▶ **Dataset entries**
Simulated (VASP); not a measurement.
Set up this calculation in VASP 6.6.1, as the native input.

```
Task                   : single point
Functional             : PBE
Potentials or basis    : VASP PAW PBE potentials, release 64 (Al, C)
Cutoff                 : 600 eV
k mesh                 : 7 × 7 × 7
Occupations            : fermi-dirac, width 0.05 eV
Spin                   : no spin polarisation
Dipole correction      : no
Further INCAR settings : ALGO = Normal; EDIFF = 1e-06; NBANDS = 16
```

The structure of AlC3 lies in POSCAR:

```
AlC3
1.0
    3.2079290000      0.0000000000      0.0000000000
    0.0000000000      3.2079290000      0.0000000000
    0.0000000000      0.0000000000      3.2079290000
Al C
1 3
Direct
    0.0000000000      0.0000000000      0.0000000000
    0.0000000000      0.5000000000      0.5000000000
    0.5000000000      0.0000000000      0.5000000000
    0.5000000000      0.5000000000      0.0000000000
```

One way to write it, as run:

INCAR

▶ **Work task**
Please transcribe the data exactly from its first line. End with the line that contains "One way to write".

▶ **Exercise output**
Simulated (VASP); not a measurement.
Set up this calculation in VASP 6.6.1, as the native input.

```
Task                   : single point
Functional             : PBE
Potentials or basis    : VASP PAW PBE potentials, release 64 (Al, C)
Cutoff                 : 600 eV
k mesh                 : 7 × 7 × 7
Occupations            : fermi-dirac, width 0.05 eV
Spin                   : no spin polarisation
Dipole correction      : no
Further INCAR settings : ALGO = Normal; EDIFF = 1e-06; NBANDS = 16
```

The structure of AlC3 lies in POSCAR:

```
AlC3
1.0
    3.2079290000      0.0000000000      0.0000000000
    0.0000000000      3.2079290000      0.0000000000
    0.0000000000      0.0000000000      3.2079290000
Al C
1 3
Direct
    0.0000000000      0.0000000000      0.0000000000
    0.0000000000      0.5000000000      0.5000000000
    0.5000000000      0.0000000000      0.5000000000
    0.5000000000      0.5000000000      0.0000000000
```

One way to write it, as run:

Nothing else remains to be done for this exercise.